● **REQUIREMENT**
Every line from the start of the records below to the line containing "How does a field" should be retyped exactly, that line included, and no others.

....

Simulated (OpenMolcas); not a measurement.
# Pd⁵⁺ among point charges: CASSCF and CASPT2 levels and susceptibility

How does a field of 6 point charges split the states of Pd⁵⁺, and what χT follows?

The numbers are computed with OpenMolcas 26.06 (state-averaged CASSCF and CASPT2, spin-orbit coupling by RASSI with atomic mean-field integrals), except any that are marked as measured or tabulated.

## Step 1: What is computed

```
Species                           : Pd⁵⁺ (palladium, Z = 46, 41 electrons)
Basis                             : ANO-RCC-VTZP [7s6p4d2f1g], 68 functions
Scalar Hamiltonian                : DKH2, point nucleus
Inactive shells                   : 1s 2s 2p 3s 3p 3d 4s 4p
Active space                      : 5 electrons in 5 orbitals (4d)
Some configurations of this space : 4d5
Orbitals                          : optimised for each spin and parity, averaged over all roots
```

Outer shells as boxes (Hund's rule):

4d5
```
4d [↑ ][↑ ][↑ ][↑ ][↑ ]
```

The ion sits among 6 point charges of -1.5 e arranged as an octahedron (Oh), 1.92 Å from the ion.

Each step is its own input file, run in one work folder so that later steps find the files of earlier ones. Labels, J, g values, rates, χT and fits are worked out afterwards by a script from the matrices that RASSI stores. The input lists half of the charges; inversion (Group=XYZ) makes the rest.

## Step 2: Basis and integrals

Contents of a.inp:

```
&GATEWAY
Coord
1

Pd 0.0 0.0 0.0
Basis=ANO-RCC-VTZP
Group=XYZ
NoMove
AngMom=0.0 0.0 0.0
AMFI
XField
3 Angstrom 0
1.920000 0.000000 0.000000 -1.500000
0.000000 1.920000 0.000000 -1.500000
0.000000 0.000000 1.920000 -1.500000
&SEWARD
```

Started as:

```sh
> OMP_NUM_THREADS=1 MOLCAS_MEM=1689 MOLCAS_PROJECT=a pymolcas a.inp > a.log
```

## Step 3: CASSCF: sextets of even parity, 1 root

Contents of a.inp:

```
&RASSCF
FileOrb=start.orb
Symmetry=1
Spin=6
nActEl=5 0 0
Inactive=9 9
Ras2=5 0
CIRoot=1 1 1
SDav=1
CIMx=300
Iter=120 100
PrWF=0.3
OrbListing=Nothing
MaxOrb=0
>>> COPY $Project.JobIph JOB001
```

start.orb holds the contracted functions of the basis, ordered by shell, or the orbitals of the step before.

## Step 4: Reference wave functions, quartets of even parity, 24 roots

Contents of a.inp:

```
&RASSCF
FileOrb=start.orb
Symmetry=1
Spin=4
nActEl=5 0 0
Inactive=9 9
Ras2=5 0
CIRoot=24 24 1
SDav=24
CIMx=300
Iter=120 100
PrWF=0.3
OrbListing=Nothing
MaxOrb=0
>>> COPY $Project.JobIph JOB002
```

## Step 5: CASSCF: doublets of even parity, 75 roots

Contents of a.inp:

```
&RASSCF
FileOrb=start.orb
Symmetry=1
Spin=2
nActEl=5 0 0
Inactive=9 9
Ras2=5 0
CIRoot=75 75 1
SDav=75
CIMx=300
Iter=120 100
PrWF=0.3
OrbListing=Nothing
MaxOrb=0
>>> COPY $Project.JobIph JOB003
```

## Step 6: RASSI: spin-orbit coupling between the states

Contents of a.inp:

....

● **EXERCISE ANSWER**
Simulated (OpenMolcas); not a measurement.
# Pd⁵⁺ among point charges: CASSCF and CASPT2 levels and susceptibility

How does a field of 6 point charges split the states of Pd⁵⁺, and what χT follows?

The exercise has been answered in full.